**BRIEF:** Retype, word for word, every line from the one holding "Figure. Band structure" through the one holding "Space group Pm-3m" in the entries below, both included, and only those lines.

# # #

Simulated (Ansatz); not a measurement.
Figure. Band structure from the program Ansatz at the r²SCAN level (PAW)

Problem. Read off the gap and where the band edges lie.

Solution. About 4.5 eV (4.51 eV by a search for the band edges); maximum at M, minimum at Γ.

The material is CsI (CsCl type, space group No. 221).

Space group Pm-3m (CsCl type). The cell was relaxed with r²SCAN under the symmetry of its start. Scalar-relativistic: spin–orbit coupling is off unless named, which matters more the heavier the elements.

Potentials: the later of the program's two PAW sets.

# # #

**WORKED SOLUTION:**
Figure. Band structure from the program Ansatz at the r²SCAN level (PAW)

Problem. Read off the gap and where the band edges lie.

Solution. About 4.5 eV (4.51 eV by a search for the band edges); maximum at M, minimum at Γ.

The material is CsI (CsCl type, space group No. 221).

Space group Pm-3m (CsCl type). The cell was relaxed with r²SCAN under the symmetry of its start. Scalar-relativistic: spin–orbit coupling is off unless named, which matters more the heavier the elements.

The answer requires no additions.